▸ Material shown:
= Beginning of Section =

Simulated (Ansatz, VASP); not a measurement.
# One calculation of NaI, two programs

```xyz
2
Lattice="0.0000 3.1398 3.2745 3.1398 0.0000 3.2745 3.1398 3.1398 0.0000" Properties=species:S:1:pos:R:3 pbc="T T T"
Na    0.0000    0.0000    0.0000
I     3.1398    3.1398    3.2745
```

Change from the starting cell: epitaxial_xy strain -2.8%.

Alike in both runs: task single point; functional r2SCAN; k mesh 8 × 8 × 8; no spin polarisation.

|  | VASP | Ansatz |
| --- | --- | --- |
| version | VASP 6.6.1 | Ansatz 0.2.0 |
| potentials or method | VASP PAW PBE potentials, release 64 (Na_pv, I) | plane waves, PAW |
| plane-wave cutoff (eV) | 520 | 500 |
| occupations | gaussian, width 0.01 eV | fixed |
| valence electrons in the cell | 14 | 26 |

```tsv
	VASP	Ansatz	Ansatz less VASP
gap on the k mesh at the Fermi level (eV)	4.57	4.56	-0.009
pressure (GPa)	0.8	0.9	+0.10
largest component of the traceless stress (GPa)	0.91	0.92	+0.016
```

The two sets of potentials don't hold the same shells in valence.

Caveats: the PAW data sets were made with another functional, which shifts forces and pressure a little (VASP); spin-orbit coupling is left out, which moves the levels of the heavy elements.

= End of Section =

▸ Assignment: What is needed is an exact repetition of the lines from the first line of the records through the line containing "The two sets", both ends included, and nothing more.

▸ Exercise output:
Simulated (Ansatz, VASP); not a measurement.
# One calculation of NaI, two programs

```xyz
2
Lattice="0.0000 3.1398 3.2745 3.1398 0.0000 3.2745 3.1398 3.1398 0.0000" Properties=species:S:1:pos:R:3 pbc="T T T"
Na    0.0000    0.0000    0.0000
I     3.1398    3.1398    3.2745
```

Change from the starting cell: epitaxial_xy strain -2.8%.

Alike in both runs: task single point; functional r2SCAN; k mesh 8 × 8 × 8; no spin polarisation.

|  | VASP | Ansatz |
| --- | --- | --- |
| version | VASP 6.6.1 | Ansatz 0.2.0 |
| potentials or method | VASP PAW PBE potentials, release 64 (Na_pv, I) | plane waves, PAW |
| plane-wave cutoff (eV) | 520 | 500 |
| occupations | gaussian, width 0.01 eV | fixed |
| valence electrons in the cell | 14 | 26 |

```tsv
	VASP	Ansatz	Ansatz less VASP
gap on the k mesh at the Fermi level (eV)	4.57	4.56	-0.009
pressure (GPa)	0.8	0.9	+0.10
largest component of the traceless stress (GPa)	0.91	0.92	+0.016
```

The two sets of potentials don't hold the same shells in valence.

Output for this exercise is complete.